• Work task: Your task is to repeat each record verbatim, exactly as it was written.

=======

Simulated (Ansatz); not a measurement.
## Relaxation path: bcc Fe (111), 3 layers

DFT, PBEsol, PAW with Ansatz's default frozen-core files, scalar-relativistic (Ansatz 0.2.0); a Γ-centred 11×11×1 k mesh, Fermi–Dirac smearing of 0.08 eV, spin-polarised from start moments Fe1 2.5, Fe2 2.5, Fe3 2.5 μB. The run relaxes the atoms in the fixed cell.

=======

• Reply:
Simulated (Ansatz); not a measurement.
## Relaxation path: bcc Fe (111), 3 layers

DFT, PBEsol, PAW with Ansatz's default frozen-core files, scalar-relativistic (Ansatz 0.2.0); a Γ-centred 11×11×1 k mesh, Fermi–Dirac smearing of 0.08 eV, spin-polarised from start moments Fe1 2.5, Fe2 2.5, Fe3 2.5 μB. The run relaxes the atoms in the fixed cell.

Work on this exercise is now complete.